REQUIREMENT:
Return every line of the data exactly as it stands.

LISTED ENTRIES:
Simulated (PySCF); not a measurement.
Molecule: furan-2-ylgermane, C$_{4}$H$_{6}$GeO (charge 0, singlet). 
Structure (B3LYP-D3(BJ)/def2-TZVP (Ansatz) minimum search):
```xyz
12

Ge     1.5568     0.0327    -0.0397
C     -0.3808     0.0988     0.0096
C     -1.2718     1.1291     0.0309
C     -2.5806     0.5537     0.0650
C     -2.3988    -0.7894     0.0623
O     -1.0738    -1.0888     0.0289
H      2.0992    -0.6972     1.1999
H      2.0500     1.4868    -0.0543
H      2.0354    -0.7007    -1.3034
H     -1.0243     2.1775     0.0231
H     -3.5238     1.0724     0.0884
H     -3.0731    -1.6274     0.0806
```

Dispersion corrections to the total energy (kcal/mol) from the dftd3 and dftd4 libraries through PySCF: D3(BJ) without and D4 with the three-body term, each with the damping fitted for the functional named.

WRITTEN SOLUTION:
Simulated (PySCF); not a measurement.
Molecule: furan-2-ylgermane, C$_{4}$H$_{6}$GeO (charge 0, singlet). 
Structure (B3LYP-D3(BJ)/def2-TZVP (Ansatz) minimum search):
```xyz
12

Ge     1.5568     0.0327    -0.0397
C     -0.3808     0.0988     0.0096
C     -1.2718     1.1291     0.0309
C     -2.5806     0.5537     0.0650
C     -2.3988    -0.7894     0.0623
O     -1.0738    -1.0888     0.0289
H      2.0992    -0.6972     1.1999
H      2.0500     1.4868    -0.0543
H      2.0354    -0.7007    -1.3034
H     -1.0243     2.1775     0.0231
H     -3.5238     1.0724     0.0884
H     -3.0731    -1.6274     0.0806
```

Dispersion corrections to the total energy (kcal/mol) from the dftd3 and dftd4 libraries through PySCF: D3(BJ) without and D4 with the three-body term, each with the damping fitted for the functional named.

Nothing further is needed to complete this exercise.